### REQUIREMENT:
Could you write out the opening lines of the data, word for word, stopping after the line that contains "Question: Estimate the"?

### DATASET:
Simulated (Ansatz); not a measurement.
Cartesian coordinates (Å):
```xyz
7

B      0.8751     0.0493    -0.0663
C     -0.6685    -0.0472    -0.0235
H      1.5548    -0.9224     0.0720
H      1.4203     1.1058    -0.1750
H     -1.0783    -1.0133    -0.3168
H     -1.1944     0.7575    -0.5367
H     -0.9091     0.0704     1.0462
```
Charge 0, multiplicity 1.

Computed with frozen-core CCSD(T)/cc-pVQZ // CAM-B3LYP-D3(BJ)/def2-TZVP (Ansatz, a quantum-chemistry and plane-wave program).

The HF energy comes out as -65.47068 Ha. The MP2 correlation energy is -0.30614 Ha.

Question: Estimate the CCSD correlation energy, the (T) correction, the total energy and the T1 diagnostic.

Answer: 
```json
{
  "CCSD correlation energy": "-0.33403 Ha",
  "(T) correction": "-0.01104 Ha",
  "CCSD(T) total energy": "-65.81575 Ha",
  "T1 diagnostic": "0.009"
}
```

### ANSWER SECTION:
Simulated (Ansatz); not a measurement.
Cartesian coordinates (Å):
```xyz
7

B      0.8751     0.0493    -0.0663
C     -0.6685    -0.0472    -0.0235
H      1.5548    -0.9224     0.0720
H      1.4203     1.1058    -0.1750
H     -1.0783    -1.0133    -0.3168
H     -1.1944     0.7575    -0.5367
H     -0.9091     0.0704     1.0462
```
Charge 0, multiplicity 1.

Computed with frozen-core CCSD(T)/cc-pVQZ // CAM-B3LYP-D3(BJ)/def2-TZVP (Ansatz, a quantum-chemistry and plane-wave program).

The HF energy comes out as -65.47068 Ha. The MP2 correlation energy is -0.30614 Ha.

Question: Estimate the CCSD correlation energy, the (T) correction, the total energy and the T1 diagnostic.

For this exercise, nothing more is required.